• • • • •

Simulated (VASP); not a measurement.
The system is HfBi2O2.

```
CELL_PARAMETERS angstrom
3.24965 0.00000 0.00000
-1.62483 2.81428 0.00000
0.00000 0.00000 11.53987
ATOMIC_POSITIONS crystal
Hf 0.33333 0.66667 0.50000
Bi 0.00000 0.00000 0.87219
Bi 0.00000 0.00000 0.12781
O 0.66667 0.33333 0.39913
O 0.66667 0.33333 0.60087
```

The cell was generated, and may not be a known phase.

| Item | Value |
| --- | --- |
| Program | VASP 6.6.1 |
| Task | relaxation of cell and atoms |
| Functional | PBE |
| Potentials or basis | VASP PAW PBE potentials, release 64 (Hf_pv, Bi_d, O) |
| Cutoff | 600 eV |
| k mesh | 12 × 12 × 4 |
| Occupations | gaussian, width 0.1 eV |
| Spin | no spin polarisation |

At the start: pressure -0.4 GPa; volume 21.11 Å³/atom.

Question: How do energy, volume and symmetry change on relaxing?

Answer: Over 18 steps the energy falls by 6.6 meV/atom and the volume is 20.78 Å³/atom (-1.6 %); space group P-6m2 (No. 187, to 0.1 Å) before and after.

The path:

• • • • •

§ **Activity**: Reproduce, please, every line of the records above without alteration.

§ **Response**:
Simulated (VASP); not a measurement.
The system is HfBi2O2.

```
CELL_PARAMETERS angstrom
3.24965 0.00000 0.00000
-1.62483 2.81428 0.00000
0.00000 0.00000 11.53987
ATOMIC_POSITIONS crystal
Hf 0.33333 0.66667 0.50000
Bi 0.00000 0.00000 0.87219
Bi 0.00000 0.00000 0.12781
O 0.66667 0.33333 0.39913
O 0.66667 0.33333 0.60087
```

The cell was generated, and may not be a known phase.

| Item | Value |
| --- | --- |
| Program | VASP 6.6.1 |
| Task | relaxation of cell and atoms |
| Functional | PBE |
| Potentials or basis | VASP PAW PBE potentials, release 64 (Hf_pv, Bi_d, O) |
| Cutoff | 600 eV |
| k mesh | 12 × 12 × 4 |
| Occupations | gaussian, width 0.1 eV |
| Spin | no spin polarisation |

At the start: pressure -0.4 GPa; volume 21.11 Å³/atom.

Question: How do energy, volume and symmetry change on relaxing?

Answer: Over 18 steps the energy falls by 6.6 meV/atom and the volume is 20.78 Å³/atom (-1.6 %); space group P-6m2 (No. 187, to 0.1 Å) before and after.

The path:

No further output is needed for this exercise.